__________________________________________________

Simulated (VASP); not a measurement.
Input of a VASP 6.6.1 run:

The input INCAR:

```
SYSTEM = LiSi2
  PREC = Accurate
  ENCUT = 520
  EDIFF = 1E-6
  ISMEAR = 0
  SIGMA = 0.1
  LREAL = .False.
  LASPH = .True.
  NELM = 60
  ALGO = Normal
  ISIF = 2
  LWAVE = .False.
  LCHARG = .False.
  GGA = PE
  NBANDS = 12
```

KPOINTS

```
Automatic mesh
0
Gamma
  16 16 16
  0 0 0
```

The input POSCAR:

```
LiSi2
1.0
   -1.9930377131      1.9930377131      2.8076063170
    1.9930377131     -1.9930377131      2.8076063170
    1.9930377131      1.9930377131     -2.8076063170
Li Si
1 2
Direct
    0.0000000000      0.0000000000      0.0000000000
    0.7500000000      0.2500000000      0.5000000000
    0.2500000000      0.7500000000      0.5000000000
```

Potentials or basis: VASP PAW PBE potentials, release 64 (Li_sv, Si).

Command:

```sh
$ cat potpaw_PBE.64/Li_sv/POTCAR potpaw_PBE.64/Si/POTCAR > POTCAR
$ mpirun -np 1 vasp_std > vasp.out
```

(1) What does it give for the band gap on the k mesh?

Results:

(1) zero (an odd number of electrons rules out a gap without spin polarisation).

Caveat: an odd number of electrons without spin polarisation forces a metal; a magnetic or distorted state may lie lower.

__________________________________________________

Brief:
From the records above, transcribe without alteration every line from the one with "Potentials or basis: VASP" to the one with "(1) zero (an", inclusive.

Answer space:
Potentials or basis: VASP PAW PBE potentials, release 64 (Li_sv, Si).

Command:

```sh
$ cat potpaw_PBE.64/Li_sv/POTCAR potpaw_PBE.64/Si/POTCAR > POTCAR
$ mpirun -np 1 vasp_std > vasp.out
```

(1) What does it give for the band gap on the k mesh?

Results:

(1) zero (an odd number of electrons rules out a gap without spin polarisation).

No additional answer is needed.